RECORDS PROVIDED
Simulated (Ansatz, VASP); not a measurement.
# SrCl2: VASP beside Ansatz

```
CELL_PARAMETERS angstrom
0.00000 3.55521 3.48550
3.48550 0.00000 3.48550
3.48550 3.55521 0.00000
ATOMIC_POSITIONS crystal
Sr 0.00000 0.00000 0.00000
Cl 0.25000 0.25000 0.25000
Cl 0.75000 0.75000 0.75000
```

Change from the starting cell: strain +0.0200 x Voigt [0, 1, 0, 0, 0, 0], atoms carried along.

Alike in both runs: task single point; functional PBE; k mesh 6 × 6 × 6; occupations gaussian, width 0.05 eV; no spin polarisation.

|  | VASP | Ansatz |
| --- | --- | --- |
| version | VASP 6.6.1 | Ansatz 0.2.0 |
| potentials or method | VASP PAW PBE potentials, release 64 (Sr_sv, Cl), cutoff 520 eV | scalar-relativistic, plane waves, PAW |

WORK ITEM
Repeat the entries above exactly, from the first line through the line containing "Ansatz 0.2.0 |".

ANSWER AREA
Simulated (Ansatz, VASP); not a measurement.
# SrCl2: VASP beside Ansatz

```
CELL_PARAMETERS angstrom
0.00000 3.55521 3.48550
3.48550 0.00000 3.48550
3.48550 3.55521 0.00000
ATOMIC_POSITIONS crystal
Sr 0.00000 0.00000 0.00000
Cl 0.25000 0.25000 0.25000
Cl 0.75000 0.75000 0.75000
```

Change from the starting cell: strain +0.0200 x Voigt [0, 1, 0, 0, 0, 0], atoms carried along.

Alike in both runs: task single point; functional PBE; k mesh 6 × 6 × 6; occupations gaussian, width 0.05 eV; no spin polarisation.

|  | VASP | Ansatz |
| --- | --- | --- |
| version | VASP 6.6.1 | Ansatz 0.2.0 |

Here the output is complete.